—————
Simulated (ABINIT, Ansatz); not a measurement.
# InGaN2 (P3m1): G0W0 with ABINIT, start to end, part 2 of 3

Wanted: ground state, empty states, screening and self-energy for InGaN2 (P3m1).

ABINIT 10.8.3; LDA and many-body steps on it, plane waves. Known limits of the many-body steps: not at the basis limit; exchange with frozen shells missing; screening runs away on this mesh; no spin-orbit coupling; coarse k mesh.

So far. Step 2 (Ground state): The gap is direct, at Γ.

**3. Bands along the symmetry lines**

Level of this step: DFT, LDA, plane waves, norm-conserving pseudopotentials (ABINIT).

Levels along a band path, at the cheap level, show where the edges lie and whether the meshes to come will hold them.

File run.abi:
—————

→ EXERCISE:
Looking at the entries above, can you reproduce exactly the lines from the one that holds "# InGaN2 (P3m1): G0W0" through the one that holds "Wanted: ground state, empty", and only those?

→ ANSWER SPACE:
# InGaN2 (P3m1): G0W0 with ABINIT, start to end, part 2 of 3

Wanted: ground state, empty states, screening and self-energy for InGaN2 (P3m1).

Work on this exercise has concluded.